─── Data under study

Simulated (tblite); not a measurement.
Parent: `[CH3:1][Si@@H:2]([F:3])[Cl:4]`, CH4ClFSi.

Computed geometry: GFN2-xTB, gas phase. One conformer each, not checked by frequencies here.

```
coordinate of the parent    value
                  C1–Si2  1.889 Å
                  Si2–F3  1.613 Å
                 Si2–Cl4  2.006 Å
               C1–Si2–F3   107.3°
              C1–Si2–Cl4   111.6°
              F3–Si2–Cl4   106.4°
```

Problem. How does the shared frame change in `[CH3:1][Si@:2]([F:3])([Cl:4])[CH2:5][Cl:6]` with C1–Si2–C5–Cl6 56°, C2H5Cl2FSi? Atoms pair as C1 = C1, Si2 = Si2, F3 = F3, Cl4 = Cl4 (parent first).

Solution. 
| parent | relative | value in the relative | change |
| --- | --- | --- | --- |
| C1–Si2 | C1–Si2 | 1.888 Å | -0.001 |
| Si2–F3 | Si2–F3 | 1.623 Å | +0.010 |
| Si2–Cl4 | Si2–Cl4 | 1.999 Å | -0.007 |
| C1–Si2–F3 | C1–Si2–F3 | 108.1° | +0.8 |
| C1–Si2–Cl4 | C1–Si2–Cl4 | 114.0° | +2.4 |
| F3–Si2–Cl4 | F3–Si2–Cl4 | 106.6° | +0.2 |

──────

**Work task**: Would you return the whole listing exactly as written?

**Response area**:
Simulated (tblite); not a measurement.
Parent: `[CH3:1][Si@@H:2]([F:3])[Cl:4]`, CH4ClFSi.

Computed geometry: GFN2-xTB, gas phase. One conformer each, not checked by frequencies here.

```
coordinate of the parent    value
                  C1–Si2  1.889 Å
                  Si2–F3  1.613 Å
                 Si2–Cl4  2.006 Å
               C1–Si2–F3   107.3°
              C1–Si2–Cl4   111.6°
              F3–Si2–Cl4   106.4°
```

Problem. How does the shared frame change in `[CH3:1][Si@:2]([F:3])([Cl:4])[CH2:5][Cl:6]` with C1–Si2–C5–Cl6 56°, C2H5Cl2FSi? Atoms pair as C1 = C1, Si2 = Si2, F3 = F3, Cl4 = Cl4 (parent first).

Solution. 
| parent | relative | value in the relative | change |
| --- | --- | --- | --- |
| C1–Si2 | C1–Si2 | 1.888 Å | -0.001 |
| Si2–F3 | Si2–F3 | 1.623 Å | +0.010 |
| Si2–Cl4 | Si2–Cl4 | 1.999 Å | -0.007 |
| C1–Si2–F3 | C1–Si2–F3 | 108.1° | +0.8 |
| C1–Si2–Cl4 | C1–Si2–Cl4 | 114.0° | +2.4 |
| F3–Si2–Cl4 | F3–Si2–Cl4 | 106.6° | +0.2 |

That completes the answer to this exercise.